==========
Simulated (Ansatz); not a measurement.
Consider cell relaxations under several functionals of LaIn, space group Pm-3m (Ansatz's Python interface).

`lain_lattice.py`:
==========

**Required action**
The expected response is the full set of records, reproduced exactly.

**Worked solution**
Simulated (Ansatz); not a measurement.
Consider cell relaxations under several functionals of LaIn, space group Pm-3m (Ansatz's Python interface).

`lain_lattice.py`:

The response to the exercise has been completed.